------ Listed records ------
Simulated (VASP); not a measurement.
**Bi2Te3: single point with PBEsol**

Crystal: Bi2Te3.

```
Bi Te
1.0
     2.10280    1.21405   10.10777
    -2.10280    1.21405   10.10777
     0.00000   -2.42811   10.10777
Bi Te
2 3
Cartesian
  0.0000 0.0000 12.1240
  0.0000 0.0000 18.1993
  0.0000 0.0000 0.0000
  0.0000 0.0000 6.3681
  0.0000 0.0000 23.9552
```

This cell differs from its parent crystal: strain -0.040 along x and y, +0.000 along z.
------

Work task: Return the full material exactly.

Your response:
Simulated (VASP); not a measurement.
**Bi2Te3: single point with PBEsol**

Crystal: Bi2Te3.

```
Bi Te
1.0
     2.10280    1.21405   10.10777
    -2.10280    1.21405   10.10777
     0.00000   -2.42811   10.10777
Bi Te
2 3
Cartesian
  0.0000 0.0000 12.1240
  0.0000 0.0000 18.1993
  0.0000 0.0000 0.0000
  0.0000 0.0000 6.3681
  0.0000 0.0000 23.9552
```

This cell differs from its parent crystal: strain -0.040 along x and y, +0.000 along z.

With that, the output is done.